* Work task
Once the line with "release 64 (Sr_sv)." is found in the data, output it and each following line exactly, up to and including the line with "Task: How long", and nothing before or after.

Dataset extract Block Start
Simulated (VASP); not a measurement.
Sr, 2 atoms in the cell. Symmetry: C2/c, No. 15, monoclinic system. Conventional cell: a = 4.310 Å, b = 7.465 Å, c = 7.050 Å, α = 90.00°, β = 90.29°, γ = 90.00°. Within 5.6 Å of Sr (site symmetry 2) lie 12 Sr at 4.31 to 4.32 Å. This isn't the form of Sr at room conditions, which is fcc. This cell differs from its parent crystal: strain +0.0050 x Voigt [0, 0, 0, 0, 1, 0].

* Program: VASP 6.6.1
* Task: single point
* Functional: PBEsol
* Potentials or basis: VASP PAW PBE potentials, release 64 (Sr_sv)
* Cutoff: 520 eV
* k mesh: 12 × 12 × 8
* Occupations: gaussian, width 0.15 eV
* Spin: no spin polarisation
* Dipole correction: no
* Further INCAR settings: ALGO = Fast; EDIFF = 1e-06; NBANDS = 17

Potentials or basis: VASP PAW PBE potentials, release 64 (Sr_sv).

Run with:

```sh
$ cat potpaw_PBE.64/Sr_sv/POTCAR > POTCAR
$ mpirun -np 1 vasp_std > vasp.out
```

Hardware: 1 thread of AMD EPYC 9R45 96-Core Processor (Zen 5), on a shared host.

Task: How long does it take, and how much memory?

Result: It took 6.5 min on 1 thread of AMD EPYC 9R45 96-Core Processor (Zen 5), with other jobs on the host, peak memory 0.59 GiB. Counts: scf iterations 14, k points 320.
Dataset extract Block End

* Response area
Potentials or basis: VASP PAW PBE potentials, release 64 (Sr_sv).

Run with:

```sh
$ cat potpaw_PBE.64/Sr_sv/POTCAR > POTCAR
$ mpirun -np 1 vasp_std > vasp.out
```

Hardware: 1 thread of AMD EPYC 9R45 96-Core Processor (Zen 5), on a shared host.

Task: How long does it take, and how much memory?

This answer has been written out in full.